*GIVEN INFORMATION*.
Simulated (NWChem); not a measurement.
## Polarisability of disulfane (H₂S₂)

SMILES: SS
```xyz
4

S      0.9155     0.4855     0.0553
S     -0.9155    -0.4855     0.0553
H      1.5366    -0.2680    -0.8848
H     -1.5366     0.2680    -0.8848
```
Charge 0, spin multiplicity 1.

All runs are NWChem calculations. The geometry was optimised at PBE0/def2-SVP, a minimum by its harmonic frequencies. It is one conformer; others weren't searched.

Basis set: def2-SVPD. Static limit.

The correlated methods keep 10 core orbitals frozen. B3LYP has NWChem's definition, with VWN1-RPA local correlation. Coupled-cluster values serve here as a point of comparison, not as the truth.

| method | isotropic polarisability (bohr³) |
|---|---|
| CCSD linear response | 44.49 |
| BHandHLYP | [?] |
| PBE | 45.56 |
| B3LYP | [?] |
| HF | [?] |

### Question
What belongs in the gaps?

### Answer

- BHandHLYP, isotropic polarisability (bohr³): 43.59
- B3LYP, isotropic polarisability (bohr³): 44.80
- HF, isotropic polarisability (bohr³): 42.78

*BRIEF*. This task calls for every entry above to be transcribed exactly.

*RESPONSE AREA*.
Simulated (NWChem); not a measurement.
## Polarisability of disulfane (H₂S₂)

SMILES: SS
```xyz
4

S      0.9155     0.4855     0.0553
S     -0.9155    -0.4855     0.0553
H      1.5366    -0.2680    -0.8848
H     -1.5366     0.2680    -0.8848
```
Charge 0, spin multiplicity 1.

All runs are NWChem calculations. The geometry was optimised at PBE0/def2-SVP, a minimum by its harmonic frequencies. It is one conformer; others weren't searched.

Basis set: def2-SVPD. Static limit.

The correlated methods keep 10 core orbitals frozen. B3LYP has NWChem's definition, with VWN1-RPA local correlation. Coupled-cluster values serve here as a point of comparison, not as the truth.

| method | isotropic polarisability (bohr³) |
|---|---|
| CCSD linear response | 44.49 |
| BHandHLYP | [?] |
| PBE | 45.56 |
| B3LYP | [?] |
| HF | [?] |

### Question
What belongs in the gaps?

### Answer

- BHandHLYP, isotropic polarisability (bohr³): 43.59
- B3LYP, isotropic polarisability (bohr³): 44.80
- HF, isotropic polarisability (bohr³): 42.78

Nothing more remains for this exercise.